= Beginning of Section =

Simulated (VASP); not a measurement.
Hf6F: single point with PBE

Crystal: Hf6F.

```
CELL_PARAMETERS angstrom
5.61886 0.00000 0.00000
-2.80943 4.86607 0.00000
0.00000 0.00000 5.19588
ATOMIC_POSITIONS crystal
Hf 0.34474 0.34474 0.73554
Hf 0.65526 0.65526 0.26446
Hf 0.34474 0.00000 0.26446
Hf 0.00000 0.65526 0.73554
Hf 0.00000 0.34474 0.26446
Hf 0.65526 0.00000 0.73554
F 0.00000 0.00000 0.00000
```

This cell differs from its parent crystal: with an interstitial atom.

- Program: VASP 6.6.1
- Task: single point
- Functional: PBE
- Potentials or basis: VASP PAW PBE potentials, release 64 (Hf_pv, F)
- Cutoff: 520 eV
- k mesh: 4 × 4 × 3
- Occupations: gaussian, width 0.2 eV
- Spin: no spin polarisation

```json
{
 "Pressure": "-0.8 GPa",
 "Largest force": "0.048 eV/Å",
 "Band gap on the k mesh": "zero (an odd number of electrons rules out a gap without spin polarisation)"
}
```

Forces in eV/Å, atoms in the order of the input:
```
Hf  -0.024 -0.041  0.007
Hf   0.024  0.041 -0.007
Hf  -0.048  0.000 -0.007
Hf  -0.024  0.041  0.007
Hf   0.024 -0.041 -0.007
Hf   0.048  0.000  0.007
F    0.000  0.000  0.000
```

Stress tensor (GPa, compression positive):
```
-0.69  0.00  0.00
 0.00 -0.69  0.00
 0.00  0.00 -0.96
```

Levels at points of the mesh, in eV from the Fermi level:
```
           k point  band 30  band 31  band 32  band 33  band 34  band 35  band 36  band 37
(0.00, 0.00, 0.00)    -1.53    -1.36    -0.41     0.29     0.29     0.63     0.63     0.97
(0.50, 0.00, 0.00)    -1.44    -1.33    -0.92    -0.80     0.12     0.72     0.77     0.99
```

= End of Section =

Copy the records above faithfully. Begin at their first line, end at the line containing "- Occupations: gaussian, width 0.2 eV", and include nothing else.

Expected answer |
Simulated (VASP); not a measurement.
Hf6F: single point with PBE

Crystal: Hf6F.

```
CELL_PARAMETERS angstrom
5.61886 0.00000 0.00000
-2.80943 4.86607 0.00000
0.00000 0.00000 5.19588
ATOMIC_POSITIONS crystal
Hf 0.34474 0.34474 0.73554
Hf 0.65526 0.65526 0.26446
Hf 0.34474 0.00000 0.26446
Hf 0.00000 0.65526 0.73554
Hf 0.00000 0.34474 0.26446
Hf 0.65526 0.00000 0.73554
F 0.00000 0.00000 0.00000
```

This cell differs from its parent crystal: with an interstitial atom.

- Program: VASP 6.6.1
- Task: single point
- Functional: PBE
- Potentials or basis: VASP PAW PBE potentials, release 64 (Hf_pv, F)
- Cutoff: 520 eV
- k mesh: 4 × 4 × 3
- Occupations: gaussian, width 0.2 eV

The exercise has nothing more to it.